WORK ORDER => Reproduce exactly the lines that run from the start of the records below to the line with "What kind of", inclusive.

SUPPLIED ENTRIES =>
Segment Open
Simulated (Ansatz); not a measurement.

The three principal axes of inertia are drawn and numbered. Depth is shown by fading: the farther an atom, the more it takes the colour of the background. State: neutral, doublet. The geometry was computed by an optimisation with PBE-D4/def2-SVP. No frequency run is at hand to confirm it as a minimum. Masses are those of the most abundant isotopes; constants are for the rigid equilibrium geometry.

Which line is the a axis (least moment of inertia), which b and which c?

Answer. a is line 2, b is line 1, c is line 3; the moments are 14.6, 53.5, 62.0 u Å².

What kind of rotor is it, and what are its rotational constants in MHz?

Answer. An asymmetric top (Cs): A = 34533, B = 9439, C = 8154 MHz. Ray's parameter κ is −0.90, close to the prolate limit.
Segment Closed

RESULT =>
Simulated (Ansatz); not a measurement.

The three principal axes of inertia are drawn and numbered. Depth is shown by fading: the farther an atom, the more it takes the colour of the background. State: neutral, doublet. The geometry was computed by an optimisation with PBE-D4/def2-SVP. No frequency run is at hand to confirm it as a minimum. Masses are those of the most abundant isotopes; constants are for the rigid equilibrium geometry.

Which line is the a axis (least moment of inertia), which b and which c?

Answer. a is line 2, b is line 1, c is line 3; the moments are 14.6, 53.5, 62.0 u Å².

What kind of rotor is it, and what are its rotational constants in MHz?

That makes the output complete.